[RECORDS SHOWN]
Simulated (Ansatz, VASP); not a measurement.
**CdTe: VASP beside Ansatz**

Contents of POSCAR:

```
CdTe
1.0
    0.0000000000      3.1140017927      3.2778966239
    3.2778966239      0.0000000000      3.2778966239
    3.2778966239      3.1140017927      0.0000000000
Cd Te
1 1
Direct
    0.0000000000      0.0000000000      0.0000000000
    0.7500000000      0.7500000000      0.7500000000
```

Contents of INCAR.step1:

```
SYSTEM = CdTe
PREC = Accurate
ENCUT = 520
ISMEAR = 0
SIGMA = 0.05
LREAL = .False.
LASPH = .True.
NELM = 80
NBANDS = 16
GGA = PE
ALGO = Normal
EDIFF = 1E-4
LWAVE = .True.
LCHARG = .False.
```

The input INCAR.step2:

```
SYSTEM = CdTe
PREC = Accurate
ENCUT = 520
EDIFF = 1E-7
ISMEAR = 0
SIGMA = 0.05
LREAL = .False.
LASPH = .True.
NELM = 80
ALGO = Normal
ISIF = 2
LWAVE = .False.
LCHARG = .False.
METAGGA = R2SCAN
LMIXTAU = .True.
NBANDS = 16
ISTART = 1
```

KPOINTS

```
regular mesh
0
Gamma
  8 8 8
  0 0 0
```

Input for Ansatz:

[REQUIREMENT]
All the lines above are to be copied exactly, with none left out.

[EXERCISE ANSWER]
Simulated (Ansatz, VASP); not a measurement.
**CdTe: VASP beside Ansatz**

Contents of POSCAR:

```
CdTe
1.0
    0.0000000000      3.1140017927      3.2778966239
    3.2778966239      0.0000000000      3.2778966239
    3.2778966239      3.1140017927      0.0000000000
Cd Te
1 1
Direct
    0.0000000000      0.0000000000      0.0000000000
    0.7500000000      0.7500000000      0.7500000000
```

Contents of INCAR.step1:

```
SYSTEM = CdTe
PREC = Accurate
ENCUT = 520
ISMEAR = 0
SIGMA = 0.05
LREAL = .False.
LASPH = .True.
NELM = 80
NBANDS = 16
GGA = PE
ALGO = Normal
EDIFF = 1E-4
LWAVE = .True.
LCHARG = .False.
```

The input INCAR.step2:

```
SYSTEM = CdTe
PREC = Accurate
ENCUT = 520
EDIFF = 1E-7
ISMEAR = 0
SIGMA = 0.05
LREAL = .False.
LASPH = .True.
NELM = 80
ALGO = Normal
ISIF = 2
LWAVE = .False.
LCHARG = .False.
METAGGA = R2SCAN
LMIXTAU = .True.
NBANDS = 16
ISTART = 1
```

KPOINTS

```
regular mesh
0
Gamma
  8 8 8
  0 0 0
```

Input for Ansatz:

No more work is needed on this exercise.